- Required action: What are the lines of the listing below, word for word, from the first down to the one that contains "A dash marks"?

Recorded information START
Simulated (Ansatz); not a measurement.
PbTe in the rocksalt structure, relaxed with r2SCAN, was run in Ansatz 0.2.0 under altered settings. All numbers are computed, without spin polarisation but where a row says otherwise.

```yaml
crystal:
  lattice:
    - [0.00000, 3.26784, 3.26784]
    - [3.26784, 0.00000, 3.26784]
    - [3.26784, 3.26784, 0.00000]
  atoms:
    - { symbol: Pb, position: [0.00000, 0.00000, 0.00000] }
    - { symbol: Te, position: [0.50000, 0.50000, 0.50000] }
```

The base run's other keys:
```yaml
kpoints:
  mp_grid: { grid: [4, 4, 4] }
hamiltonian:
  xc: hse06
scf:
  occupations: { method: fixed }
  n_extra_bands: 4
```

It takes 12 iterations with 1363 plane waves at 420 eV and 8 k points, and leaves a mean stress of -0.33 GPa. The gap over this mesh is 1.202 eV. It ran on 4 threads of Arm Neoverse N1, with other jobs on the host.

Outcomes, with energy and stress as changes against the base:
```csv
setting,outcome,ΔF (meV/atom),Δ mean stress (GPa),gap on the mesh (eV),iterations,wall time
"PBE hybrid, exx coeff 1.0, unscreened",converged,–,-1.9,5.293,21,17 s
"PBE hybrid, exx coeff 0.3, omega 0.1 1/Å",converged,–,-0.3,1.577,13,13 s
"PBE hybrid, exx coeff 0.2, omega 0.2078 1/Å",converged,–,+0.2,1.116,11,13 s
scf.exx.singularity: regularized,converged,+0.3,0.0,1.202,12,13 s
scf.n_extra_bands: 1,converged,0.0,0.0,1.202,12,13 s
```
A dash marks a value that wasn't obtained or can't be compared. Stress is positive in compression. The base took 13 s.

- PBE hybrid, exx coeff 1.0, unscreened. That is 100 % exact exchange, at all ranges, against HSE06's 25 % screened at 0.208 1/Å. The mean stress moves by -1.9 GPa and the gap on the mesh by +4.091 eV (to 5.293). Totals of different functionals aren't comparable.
Recorded information END

- Exercise result:
Simulated (Ansatz); not a measurement.
PbTe in the rocksalt structure, relaxed with r2SCAN, was run in Ansatz 0.2.0 under altered settings. All numbers are computed, without spin polarisation but where a row says otherwise.

```yaml
crystal:
  lattice:
    - [0.00000, 3.26784, 3.26784]
    - [3.26784, 0.00000, 3.26784]
    - [3.26784, 3.26784, 0.00000]
  atoms:
    - { symbol: Pb, position: [0.00000, 0.00000, 0.00000] }
    - { symbol: Te, position: [0.50000, 0.50000, 0.50000] }
```

The base run's other keys:
```yaml
kpoints:
  mp_grid: { grid: [4, 4, 4] }
hamiltonian:
  xc: hse06
scf:
  occupations: { method: fixed }
  n_extra_bands: 4
```

It takes 12 iterations with 1363 plane waves at 420 eV and 8 k points, and leaves a mean stress of -0.33 GPa. The gap over this mesh is 1.202 eV. It ran on 4 threads of Arm Neoverse N1, with other jobs on the host.

Outcomes, with energy and stress as changes against the base:
```csv
setting,outcome,ΔF (meV/atom),Δ mean stress (GPa),gap on the mesh (eV),iterations,wall time
"PBE hybrid, exx coeff 1.0, unscreened",converged,–,-1.9,5.293,21,17 s
"PBE hybrid, exx coeff 0.3, omega 0.1 1/Å",converged,–,-0.3,1.577,13,13 s
"PBE hybrid, exx coeff 0.2, omega 0.2078 1/Å",converged,–,+0.2,1.116,11,13 s
scf.exx.singularity: regularized,converged,+0.3,0.0,1.202,12,13 s
scf.n_extra_bands: 1,converged,0.0,0.0,1.202,12,13 s
```
A dash marks a value that wasn't obtained or can't be compared. Stress is positive in compression. The base took 13 s.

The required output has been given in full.